□ □ □
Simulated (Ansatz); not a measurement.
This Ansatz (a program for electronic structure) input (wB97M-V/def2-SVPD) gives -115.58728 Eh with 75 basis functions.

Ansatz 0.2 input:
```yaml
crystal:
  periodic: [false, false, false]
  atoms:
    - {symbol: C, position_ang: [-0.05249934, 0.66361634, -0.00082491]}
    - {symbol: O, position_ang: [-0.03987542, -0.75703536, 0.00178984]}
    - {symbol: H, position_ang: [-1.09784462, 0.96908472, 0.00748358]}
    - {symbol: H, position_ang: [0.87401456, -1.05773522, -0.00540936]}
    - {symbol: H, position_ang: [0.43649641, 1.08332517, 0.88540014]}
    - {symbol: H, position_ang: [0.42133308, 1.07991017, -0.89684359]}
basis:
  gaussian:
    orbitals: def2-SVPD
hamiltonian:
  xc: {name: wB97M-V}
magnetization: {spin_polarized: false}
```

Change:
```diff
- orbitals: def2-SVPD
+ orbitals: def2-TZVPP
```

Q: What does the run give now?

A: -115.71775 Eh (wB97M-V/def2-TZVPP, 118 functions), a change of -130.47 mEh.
□ □ □

WORK INSTRUCTION => Copy, please, every line from the start of the entries down to the line that holds "Q: What does the run give now?", with both of those lines included and no others.

YOUR RESPONSE =>
Simulated (Ansatz); not a measurement.
This Ansatz (a program for electronic structure) input (wB97M-V/def2-SVPD) gives -115.58728 Eh with 75 basis functions.

Ansatz 0.2 input:
```yaml
crystal:
  periodic: [false, false, false]
  atoms:
    - {symbol: C, position_ang: [-0.05249934, 0.66361634, -0.00082491]}
    - {symbol: O, position_ang: [-0.03987542, -0.75703536, 0.00178984]}
    - {symbol: H, position_ang: [-1.09784462, 0.96908472, 0.00748358]}
    - {symbol: H, position_ang: [0.87401456, -1.05773522, -0.00540936]}
    - {symbol: H, position_ang: [0.43649641, 1.08332517, 0.88540014]}
    - {symbol: H, position_ang: [0.42133308, 1.07991017, -0.89684359]}
basis:
  gaussian:
    orbitals: def2-SVPD
hamiltonian:
  xc: {name: wB97M-V}
magnetization: {spin_polarized: false}
```

Change:
```diff
- orbitals: def2-SVPD
+ orbitals: def2-TZVPP
```

Q: What does the run give now?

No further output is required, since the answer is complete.